● Exercise
Produce an exact copy of the first line of the data below and each line after it, please, up to and including the one with "Caveats: some runs".

● Data under study
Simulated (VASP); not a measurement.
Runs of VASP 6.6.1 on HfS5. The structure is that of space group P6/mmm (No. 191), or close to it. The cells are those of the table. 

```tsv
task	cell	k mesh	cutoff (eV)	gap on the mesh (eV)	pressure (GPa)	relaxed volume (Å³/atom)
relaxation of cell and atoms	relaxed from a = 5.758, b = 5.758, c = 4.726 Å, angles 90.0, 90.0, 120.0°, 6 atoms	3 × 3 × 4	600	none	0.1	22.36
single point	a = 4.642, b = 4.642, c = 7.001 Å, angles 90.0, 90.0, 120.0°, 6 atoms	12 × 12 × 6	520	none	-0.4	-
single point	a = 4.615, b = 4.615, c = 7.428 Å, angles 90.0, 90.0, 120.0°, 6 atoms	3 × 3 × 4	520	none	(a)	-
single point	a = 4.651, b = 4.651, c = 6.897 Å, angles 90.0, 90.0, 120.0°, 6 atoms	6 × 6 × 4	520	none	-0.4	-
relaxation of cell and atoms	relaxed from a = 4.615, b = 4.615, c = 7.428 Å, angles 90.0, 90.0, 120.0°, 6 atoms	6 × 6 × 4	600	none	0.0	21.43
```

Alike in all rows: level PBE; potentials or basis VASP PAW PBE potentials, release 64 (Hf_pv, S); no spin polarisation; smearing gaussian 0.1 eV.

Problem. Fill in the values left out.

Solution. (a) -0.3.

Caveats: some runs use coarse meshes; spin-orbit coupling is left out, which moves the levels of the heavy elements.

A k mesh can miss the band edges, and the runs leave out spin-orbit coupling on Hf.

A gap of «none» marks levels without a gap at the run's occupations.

● Answer area
Simulated (VASP); not a measurement.
Runs of VASP 6.6.1 on HfS5. The structure is that of space group P6/mmm (No. 191), or close to it. The cells are those of the table. 

```tsv
task	cell	k mesh	cutoff (eV)	gap on the mesh (eV)	pressure (GPa)	relaxed volume (Å³/atom)
relaxation of cell and atoms	relaxed from a = 5.758, b = 5.758, c = 4.726 Å, angles 90.0, 90.0, 120.0°, 6 atoms	3 × 3 × 4	600	none	0.1	22.36
single point	a = 4.642, b = 4.642, c = 7.001 Å, angles 90.0, 90.0, 120.0°, 6 atoms	12 × 12 × 6	520	none	-0.4	-
single point	a = 4.615, b = 4.615, c = 7.428 Å, angles 90.0, 90.0, 120.0°, 6 atoms	3 × 3 × 4	520	none	(a)	-
single point	a = 4.651, b = 4.651, c = 6.897 Å, angles 90.0, 90.0, 120.0°, 6 atoms	6 × 6 × 4	520	none	-0.4	-
relaxation of cell and atoms	relaxed from a = 4.615, b = 4.615, c = 7.428 Å, angles 90.0, 90.0, 120.0°, 6 atoms	6 × 6 × 4	600	none	0.0	21.43
```

Alike in all rows: level PBE; potentials or basis VASP PAW PBE potentials, release 64 (Hf_pv, S); no spin polarisation; smearing gaussian 0.1 eV.

Problem. Fill in the values left out.

Solution. (a) -0.3.

Caveats: some runs use coarse meshes; spin-orbit coupling is left out, which moves the levels of the heavy elements.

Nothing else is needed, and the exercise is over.